* **Work item**: From the data underneath, reproduce exactly the stretch that begins at the line with "at several levels**" and ends after the line with "Bond lengths: C1–C2".

(Beginning of Extracted material)

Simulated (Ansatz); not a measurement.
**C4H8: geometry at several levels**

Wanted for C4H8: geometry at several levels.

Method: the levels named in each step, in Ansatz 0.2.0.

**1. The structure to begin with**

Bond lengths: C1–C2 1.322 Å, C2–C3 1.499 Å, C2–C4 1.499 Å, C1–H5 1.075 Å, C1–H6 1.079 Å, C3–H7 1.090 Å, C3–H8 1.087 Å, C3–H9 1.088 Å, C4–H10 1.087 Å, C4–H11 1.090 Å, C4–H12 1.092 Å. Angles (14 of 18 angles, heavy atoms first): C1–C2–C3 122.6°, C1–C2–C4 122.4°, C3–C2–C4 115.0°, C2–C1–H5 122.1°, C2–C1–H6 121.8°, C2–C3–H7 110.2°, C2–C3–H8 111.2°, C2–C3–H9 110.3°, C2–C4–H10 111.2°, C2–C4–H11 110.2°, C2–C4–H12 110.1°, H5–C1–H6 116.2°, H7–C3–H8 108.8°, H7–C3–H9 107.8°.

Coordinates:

(End of Extracted material)

* **Answer section**:
**C4H8: geometry at several levels**

Wanted for C4H8: geometry at several levels.

Method: the levels named in each step, in Ansatz 0.2.0.

**1. The structure to begin with**

Bond lengths: C1–C2 1.322 Å, C2–C3 1.499 Å, C2–C4 1.499 Å, C1–H5 1.075 Å, C1–H6 1.079 Å, C3–H7 1.090 Å, C3–H8 1.087 Å, C3–H9 1.088 Å, C4–H10 1.087 Å, C4–H11 1.090 Å, C4–H12 1.092 Å. Angles (14 of 18 angles, heavy atoms first): C1–C2–C3 122.6°, C1–C2–C4 122.4°, C3–C2–C4 115.0°, C2–C1–H5 122.1°, C2–C1–H6 121.8°, C2–C3–H7 110.2°, C2–C3–H8 111.2°, C2–C3–H9 110.3°, C2–C4–H10 111.2°, C2–C4–H11 110.2°, C2–C4–H12 110.1°, H5–C1–H6 116.2°, H7–C3–H8 108.8°, H7–C3–H9 107.8°.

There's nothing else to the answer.